++++ Material shown ++++
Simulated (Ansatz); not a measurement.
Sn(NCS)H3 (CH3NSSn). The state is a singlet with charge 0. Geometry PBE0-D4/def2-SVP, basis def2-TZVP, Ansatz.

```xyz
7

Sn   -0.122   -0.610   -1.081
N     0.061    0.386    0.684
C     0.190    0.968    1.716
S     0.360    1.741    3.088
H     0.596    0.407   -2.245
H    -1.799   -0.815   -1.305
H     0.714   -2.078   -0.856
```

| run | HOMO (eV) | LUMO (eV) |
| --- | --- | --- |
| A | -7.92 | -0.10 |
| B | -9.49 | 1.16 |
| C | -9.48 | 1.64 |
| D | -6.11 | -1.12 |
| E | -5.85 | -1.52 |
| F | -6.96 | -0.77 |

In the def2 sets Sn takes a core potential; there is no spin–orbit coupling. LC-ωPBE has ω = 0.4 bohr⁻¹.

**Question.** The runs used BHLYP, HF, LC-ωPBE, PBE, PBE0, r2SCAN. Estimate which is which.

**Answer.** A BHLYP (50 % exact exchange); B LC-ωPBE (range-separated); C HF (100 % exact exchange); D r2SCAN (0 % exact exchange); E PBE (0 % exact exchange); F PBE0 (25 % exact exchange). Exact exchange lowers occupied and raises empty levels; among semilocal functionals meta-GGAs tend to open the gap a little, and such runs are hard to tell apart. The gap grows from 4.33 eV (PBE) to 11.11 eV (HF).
++++

◆ **Work request**:
Retype the whole listing above. Please keep it exact.

◆ **Solution**:
Simulated (Ansatz); not a measurement.
Sn(NCS)H3 (CH3NSSn). The state is a singlet with charge 0. Geometry PBE0-D4/def2-SVP, basis def2-TZVP, Ansatz.

```xyz
7

Sn   -0.122   -0.610   -1.081
N     0.061    0.386    0.684
C     0.190    0.968    1.716
S     0.360    1.741    3.088
H     0.596    0.407   -2.245
H    -1.799   -0.815   -1.305
H     0.714   -2.078   -0.856
```

| run | HOMO (eV) | LUMO (eV) |
| --- | --- | --- |
| A | -7.92 | -0.10 |
| B | -9.49 | 1.16 |
| C | -9.48 | 1.64 |
| D | -6.11 | -1.12 |
| E | -5.85 | -1.52 |
| F | -6.96 | -0.77 |

In the def2 sets Sn takes a core potential; there is no spin–orbit coupling. LC-ωPBE has ω = 0.4 bohr⁻¹.

**Question.** The runs used BHLYP, HF, LC-ωPBE, PBE, PBE0, r2SCAN. Estimate which is which.

**Answer.** A BHLYP (50 % exact exchange); B LC-ωPBE (range-separated); C HF (100 % exact exchange); D r2SCAN (0 % exact exchange); E PBE (0 % exact exchange); F PBE0 (25 % exact exchange). Exact exchange lowers occupied and raises empty levels; among semilocal functionals meta-GGAs tend to open the gap a little, and such runs are hard to tell apart. The gap grows from 4.33 eV (PBE) to 11.11 eV (HF).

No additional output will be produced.